[Opening EXTRACTED INFORMATION section]

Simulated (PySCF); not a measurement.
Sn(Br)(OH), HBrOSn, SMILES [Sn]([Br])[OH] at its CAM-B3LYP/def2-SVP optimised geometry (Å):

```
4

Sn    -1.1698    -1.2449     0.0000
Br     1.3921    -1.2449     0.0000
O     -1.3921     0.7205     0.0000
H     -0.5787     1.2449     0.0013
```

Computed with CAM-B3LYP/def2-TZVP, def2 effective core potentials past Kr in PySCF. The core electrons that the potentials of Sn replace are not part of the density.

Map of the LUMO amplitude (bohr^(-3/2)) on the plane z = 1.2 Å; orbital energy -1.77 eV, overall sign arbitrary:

[Closing EXTRACTED INFORMATION section]

> _REQUIREMENT_: Print the records above exactly as they appear.

> _TASK RESPONSE_:
Simulated (PySCF); not a measurement.
Sn(Br)(OH), HBrOSn, SMILES [Sn]([Br])[OH] at its CAM-B3LYP/def2-SVP optimised geometry (Å):

```
4

Sn    -1.1698    -1.2449     0.0000
Br     1.3921    -1.2449     0.0000
O     -1.3921     0.7205     0.0000
H     -0.5787     1.2449     0.0013
```

Computed with CAM-B3LYP/def2-TZVP, def2 effective core potentials past Kr in PySCF. The core electrons that the potentials of Sn replace are not part of the density.

Map of the LUMO amplitude (bohr^(-3/2)) on the plane z = 1.2 Å; orbital energy -1.77 eV, overall sign arbitrary:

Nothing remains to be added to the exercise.